Start of Block

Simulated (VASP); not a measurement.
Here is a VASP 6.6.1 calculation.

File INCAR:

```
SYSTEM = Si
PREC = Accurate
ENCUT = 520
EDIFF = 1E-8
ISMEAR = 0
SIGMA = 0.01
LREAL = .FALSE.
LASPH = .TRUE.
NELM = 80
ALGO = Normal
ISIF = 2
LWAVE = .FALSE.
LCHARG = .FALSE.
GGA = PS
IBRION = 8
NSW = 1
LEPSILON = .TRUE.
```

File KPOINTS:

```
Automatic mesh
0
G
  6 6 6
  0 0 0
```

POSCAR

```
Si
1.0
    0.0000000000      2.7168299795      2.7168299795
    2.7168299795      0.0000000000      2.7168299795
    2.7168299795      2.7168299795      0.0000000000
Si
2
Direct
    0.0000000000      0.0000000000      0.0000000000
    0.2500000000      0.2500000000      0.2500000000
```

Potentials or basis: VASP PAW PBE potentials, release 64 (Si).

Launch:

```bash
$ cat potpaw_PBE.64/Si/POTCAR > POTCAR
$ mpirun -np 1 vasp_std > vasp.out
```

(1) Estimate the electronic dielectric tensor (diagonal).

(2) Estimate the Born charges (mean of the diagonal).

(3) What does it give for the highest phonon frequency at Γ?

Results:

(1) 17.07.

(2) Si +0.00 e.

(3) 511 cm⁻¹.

End of Block

WORK REQUEST:
Nothing but the lines from the start of the data above through the line with "(1) Estimate the" should appear in your answer, copied exactly.

EXERCISE OUTPUT:
Simulated (VASP); not a measurement.
Here is a VASP 6.6.1 calculation.

File INCAR:

```
SYSTEM = Si
PREC = Accurate
ENCUT = 520
EDIFF = 1E-8
ISMEAR = 0
SIGMA = 0.01
LREAL = .FALSE.
LASPH = .TRUE.
NELM = 80
ALGO = Normal
ISIF = 2
LWAVE = .FALSE.
LCHARG = .FALSE.
GGA = PS
IBRION = 8
NSW = 1
LEPSILON = .TRUE.
```

File KPOINTS:

```
Automatic mesh
0
G
  6 6 6
  0 0 0
```

POSCAR

```
Si
1.0
    0.0000000000      2.7168299795      2.7168299795
    2.7168299795      0.0000000000      2.7168299795
    2.7168299795      2.7168299795      0.0000000000
Si
2
Direct
    0.0000000000      0.0000000000      0.0000000000
    0.2500000000      0.2500000000      0.2500000000
```

Potentials or basis: VASP PAW PBE potentials, release 64 (Si).

Launch:

```bash
$ cat potpaw_PBE.64/Si/POTCAR > POTCAR
$ mpirun -np 1 vasp_std > vasp.out
```

(1) Estimate the electronic dielectric tensor (diagonal).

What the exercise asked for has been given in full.